━━━━━ Extracted data
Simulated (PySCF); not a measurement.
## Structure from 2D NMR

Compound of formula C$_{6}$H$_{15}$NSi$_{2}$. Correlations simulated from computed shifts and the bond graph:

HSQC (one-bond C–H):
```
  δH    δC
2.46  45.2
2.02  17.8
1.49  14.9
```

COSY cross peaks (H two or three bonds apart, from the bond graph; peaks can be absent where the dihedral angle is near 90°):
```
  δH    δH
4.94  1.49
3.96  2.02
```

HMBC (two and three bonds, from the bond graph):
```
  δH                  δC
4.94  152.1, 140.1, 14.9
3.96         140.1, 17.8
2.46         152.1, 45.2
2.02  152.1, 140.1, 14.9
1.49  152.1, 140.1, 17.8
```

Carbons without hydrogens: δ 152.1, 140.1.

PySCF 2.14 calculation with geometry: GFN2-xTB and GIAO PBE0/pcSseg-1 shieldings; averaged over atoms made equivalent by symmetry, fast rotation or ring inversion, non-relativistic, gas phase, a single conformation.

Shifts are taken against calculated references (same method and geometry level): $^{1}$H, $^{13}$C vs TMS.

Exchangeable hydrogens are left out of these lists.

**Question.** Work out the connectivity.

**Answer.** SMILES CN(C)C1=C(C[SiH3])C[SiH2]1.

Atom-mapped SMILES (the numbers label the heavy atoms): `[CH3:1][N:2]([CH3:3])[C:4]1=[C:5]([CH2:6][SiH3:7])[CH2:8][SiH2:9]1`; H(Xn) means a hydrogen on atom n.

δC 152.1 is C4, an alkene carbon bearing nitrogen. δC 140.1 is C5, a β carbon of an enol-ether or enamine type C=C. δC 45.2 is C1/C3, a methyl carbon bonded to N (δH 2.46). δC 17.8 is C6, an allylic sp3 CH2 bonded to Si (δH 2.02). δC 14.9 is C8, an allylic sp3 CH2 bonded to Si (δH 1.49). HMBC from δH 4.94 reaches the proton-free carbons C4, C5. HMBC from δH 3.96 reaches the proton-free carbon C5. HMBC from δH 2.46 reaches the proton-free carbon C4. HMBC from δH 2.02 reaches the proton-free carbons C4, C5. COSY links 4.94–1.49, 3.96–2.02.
━━━━━━━━━━

■ Brief: As the answer, set down only the lines from the data above between the one holding "COSY cross peaks" and the one holding "PySCF 2.14 calculation", inclusive, exactly as they read.

■ Answer area:
COSY cross peaks (H two or three bonds apart, from the bond graph; peaks can be absent where the dihedral angle is near 90°):
```
  δH    δH
4.94  1.49
3.96  2.02
```

HMBC (two and three bonds, from the bond graph):
```
  δH                  δC
4.94  152.1, 140.1, 14.9
3.96         140.1, 17.8
2.46         152.1, 45.2
2.02  152.1, 140.1, 14.9
1.49  152.1, 140.1, 17.8
```

Carbons without hydrogens: δ 152.1, 140.1.

PySCF 2.14 calculation with geometry: GFN2-xTB and GIAO PBE0/pcSseg-1 shieldings; averaged over atoms made equivalent by symmetry, fast rotation or ring inversion, non-relativistic, gas phase, a single conformation.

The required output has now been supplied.